STUDY MATERIAL:
--- START ---
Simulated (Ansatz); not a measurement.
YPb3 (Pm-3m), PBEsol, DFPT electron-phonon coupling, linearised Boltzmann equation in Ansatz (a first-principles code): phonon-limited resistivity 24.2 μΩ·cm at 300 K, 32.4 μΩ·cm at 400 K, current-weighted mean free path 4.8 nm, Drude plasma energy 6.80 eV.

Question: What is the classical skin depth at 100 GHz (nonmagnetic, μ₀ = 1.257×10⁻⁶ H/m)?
--- END ---

Reproduce the listing in full, exactly, so that no line is missing.

EXERCISE ANSWER:
Simulated (Ansatz); not a measurement.
YPb3 (Pm-3m), PBEsol, DFPT electron-phonon coupling, linearised Boltzmann equation in Ansatz (a first-principles code): phonon-limited resistivity 24.2 μΩ·cm at 300 K, 32.4 μΩ·cm at 400 K, current-weighted mean free path 4.8 nm, Drude plasma energy 6.80 eV.

Question: What is the classical skin depth at 100 GHz (nonmagnetic, μ₀ = 1.257×10⁻⁶ H/m)?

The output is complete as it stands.